# DATASET EXTRACT
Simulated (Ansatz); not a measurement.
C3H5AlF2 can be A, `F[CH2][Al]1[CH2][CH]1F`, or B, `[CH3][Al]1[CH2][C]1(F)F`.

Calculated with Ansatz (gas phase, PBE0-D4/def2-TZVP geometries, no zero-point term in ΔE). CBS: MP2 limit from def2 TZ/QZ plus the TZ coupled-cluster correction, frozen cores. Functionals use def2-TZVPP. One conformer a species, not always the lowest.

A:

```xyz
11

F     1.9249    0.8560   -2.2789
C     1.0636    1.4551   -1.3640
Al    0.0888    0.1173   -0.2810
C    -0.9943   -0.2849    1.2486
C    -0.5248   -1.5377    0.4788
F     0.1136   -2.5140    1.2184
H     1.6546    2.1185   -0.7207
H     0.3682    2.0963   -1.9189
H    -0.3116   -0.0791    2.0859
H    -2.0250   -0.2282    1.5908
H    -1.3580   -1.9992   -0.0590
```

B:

# REQUIRED ACTION
Reprint the data above from the opening line to the line holding "C3H5AlF2 can be", inclusive, and nothing else.

# ANSWER AREA
Simulated (Ansatz); not a measurement.
C3H5AlF2 can be A, `F[CH2][Al]1[CH2][CH]1F`, or B, `[CH3][Al]1[CH2][C]1(F)F`.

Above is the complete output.